#### Dataset records:
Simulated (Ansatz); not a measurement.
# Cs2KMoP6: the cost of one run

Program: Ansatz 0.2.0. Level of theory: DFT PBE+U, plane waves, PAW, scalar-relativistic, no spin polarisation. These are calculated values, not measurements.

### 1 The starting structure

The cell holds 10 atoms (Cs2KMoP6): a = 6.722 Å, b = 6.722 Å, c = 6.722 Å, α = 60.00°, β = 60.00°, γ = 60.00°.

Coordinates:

#### Assignment:
Exactly as written, output all of the entries.

#### Response:
Simulated (Ansatz); not a measurement.
# Cs2KMoP6: the cost of one run

Program: Ansatz 0.2.0. Level of theory: DFT PBE+U, plane waves, PAW, scalar-relativistic, no spin polarisation. These are calculated values, not measurements.

### 1 The starting structure

The cell holds 10 atoms (Cs2KMoP6): a = 6.722 Å, b = 6.722 Å, c = 6.722 Å, α = 60.00°, β = 60.00°, γ = 60.00°.

Coordinates:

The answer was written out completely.